=======
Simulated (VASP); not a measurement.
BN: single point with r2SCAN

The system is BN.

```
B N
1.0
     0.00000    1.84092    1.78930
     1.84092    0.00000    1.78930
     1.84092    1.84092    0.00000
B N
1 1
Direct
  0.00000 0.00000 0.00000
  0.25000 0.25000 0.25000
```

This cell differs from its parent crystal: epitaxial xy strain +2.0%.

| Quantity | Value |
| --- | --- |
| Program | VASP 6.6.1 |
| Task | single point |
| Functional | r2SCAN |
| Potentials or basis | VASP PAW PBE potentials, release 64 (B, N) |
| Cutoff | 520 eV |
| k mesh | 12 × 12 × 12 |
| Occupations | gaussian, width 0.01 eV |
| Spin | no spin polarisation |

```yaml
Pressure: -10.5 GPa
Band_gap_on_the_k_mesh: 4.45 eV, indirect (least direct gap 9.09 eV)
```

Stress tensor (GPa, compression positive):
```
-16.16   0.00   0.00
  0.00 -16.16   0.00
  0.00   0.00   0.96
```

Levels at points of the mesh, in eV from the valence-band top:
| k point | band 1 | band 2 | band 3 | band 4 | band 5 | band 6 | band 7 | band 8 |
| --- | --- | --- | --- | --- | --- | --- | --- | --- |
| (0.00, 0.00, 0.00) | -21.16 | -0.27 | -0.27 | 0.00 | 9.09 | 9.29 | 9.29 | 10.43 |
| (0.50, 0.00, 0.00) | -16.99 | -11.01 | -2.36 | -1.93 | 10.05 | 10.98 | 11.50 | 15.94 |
=======

### Requirement
Please transcribe the records above in full, keeping every word.

### Task response
Simulated (VASP); not a measurement.
BN: single point with r2SCAN

The system is BN.

```
B N
1.0
     0.00000    1.84092    1.78930
     1.84092    0.00000    1.78930
     1.84092    1.84092    0.00000
B N
1 1
Direct
  0.00000 0.00000 0.00000
  0.25000 0.25000 0.25000
```

This cell differs from its parent crystal: epitaxial xy strain +2.0%.

| Quantity | Value |
| --- | --- |
| Program | VASP 6.6.1 |
| Task | single point |
| Functional | r2SCAN |
| Potentials or basis | VASP PAW PBE potentials, release 64 (B, N) |
| Cutoff | 520 eV |
| k mesh | 12 × 12 × 12 |
| Occupations | gaussian, width 0.01 eV |
| Spin | no spin polarisation |

```yaml
Pressure: -10.5 GPa
Band_gap_on_the_k_mesh: 4.45 eV, indirect (least direct gap 9.09 eV)
```

Stress tensor (GPa, compression positive):
```
-16.16   0.00   0.00
  0.00 -16.16   0.00
  0.00   0.00   0.96
```

Levels at points of the mesh, in eV from the valence-band top:
| k point | band 1 | band 2 | band 3 | band 4 | band 5 | band 6 | band 7 | band 8 |
| --- | --- | --- | --- | --- | --- | --- | --- | --- |
| (0.00, 0.00, 0.00) | -21.16 | -0.27 | -0.27 | 0.00 | 9.09 | 9.29 | 9.29 | 10.43 |
| (0.50, 0.00, 0.00) | -16.99 | -11.01 | -2.36 | -1.93 | 10.05 | 10.98 | 11.50 | 15.94 |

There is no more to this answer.